- - - - - - -

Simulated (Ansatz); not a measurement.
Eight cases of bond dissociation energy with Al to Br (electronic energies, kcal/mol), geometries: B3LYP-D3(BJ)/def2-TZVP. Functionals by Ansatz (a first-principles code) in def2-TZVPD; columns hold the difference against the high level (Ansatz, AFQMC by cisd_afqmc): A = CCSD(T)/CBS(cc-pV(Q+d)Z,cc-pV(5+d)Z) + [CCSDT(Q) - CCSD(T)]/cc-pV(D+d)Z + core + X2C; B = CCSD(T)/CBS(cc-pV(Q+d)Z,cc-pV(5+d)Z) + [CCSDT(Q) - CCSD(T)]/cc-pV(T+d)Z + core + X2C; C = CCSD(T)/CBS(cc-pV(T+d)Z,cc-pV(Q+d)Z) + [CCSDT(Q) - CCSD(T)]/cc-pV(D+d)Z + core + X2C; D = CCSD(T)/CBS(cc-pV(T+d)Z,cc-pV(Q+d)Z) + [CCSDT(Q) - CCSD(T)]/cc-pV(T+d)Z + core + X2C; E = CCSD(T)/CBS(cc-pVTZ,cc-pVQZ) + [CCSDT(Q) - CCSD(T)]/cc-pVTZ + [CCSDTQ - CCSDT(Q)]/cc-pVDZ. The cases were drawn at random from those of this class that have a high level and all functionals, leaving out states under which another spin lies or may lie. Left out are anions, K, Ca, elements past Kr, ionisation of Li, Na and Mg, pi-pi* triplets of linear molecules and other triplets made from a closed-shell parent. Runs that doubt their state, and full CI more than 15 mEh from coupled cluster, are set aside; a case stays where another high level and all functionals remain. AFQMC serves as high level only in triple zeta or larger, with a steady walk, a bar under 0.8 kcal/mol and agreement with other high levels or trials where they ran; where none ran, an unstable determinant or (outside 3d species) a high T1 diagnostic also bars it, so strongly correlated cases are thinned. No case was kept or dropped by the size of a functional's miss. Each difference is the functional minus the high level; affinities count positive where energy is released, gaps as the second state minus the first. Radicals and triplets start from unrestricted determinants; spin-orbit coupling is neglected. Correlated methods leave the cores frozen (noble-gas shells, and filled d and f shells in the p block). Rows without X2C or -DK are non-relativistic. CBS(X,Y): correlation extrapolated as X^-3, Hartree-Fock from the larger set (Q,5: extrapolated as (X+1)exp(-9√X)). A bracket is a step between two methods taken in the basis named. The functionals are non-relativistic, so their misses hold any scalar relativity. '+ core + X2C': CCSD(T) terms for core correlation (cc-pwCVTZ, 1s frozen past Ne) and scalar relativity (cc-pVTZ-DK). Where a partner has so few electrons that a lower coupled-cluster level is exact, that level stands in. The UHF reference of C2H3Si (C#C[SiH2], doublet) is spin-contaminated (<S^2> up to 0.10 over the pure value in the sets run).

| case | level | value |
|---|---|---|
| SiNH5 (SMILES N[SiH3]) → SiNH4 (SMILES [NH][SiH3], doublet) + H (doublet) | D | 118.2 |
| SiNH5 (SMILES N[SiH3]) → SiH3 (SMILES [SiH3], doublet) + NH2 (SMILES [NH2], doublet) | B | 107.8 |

- - - - - - -

* _Work task_: Print exactly the lines above from the one with "level | value |" to the one with "D | 118.2 |", including both.

* _Written solution_:
| case | level | value |
|---|---|---|
| SiNH5 (SMILES N[SiH3]) → SiNH4 (SMILES [NH][SiH3], doublet) + H (doublet) | D | 118.2 |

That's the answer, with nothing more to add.